[Work item]: In full and without alteration, output each record given here.

[Available data]:
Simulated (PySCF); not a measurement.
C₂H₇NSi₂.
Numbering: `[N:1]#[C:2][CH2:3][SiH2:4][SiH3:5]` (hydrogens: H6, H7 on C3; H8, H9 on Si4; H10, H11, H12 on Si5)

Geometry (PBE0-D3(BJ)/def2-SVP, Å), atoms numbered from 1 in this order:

[Expected answer]:
Simulated (PySCF); not a measurement.
C₂H₇NSi₂.
Numbering: `[N:1]#[C:2][CH2:3][SiH2:4][SiH3:5]` (hydrogens: H6, H7 on C3; H8, H9 on Si4; H10, H11, H12 on Si5)

Geometry (PBE0-D3(BJ)/def2-SVP, Å), atoms numbered from 1 in this order:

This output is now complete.